• **Information provided**:
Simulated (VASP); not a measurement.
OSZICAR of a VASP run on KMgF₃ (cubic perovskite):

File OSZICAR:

• **Activity**:
Without leaving anything out, repeat every entry shown above.

• **Task response**:
Simulated (VASP); not a measurement.
OSZICAR of a VASP run on KMgF₃ (cubic perovskite):

File OSZICAR:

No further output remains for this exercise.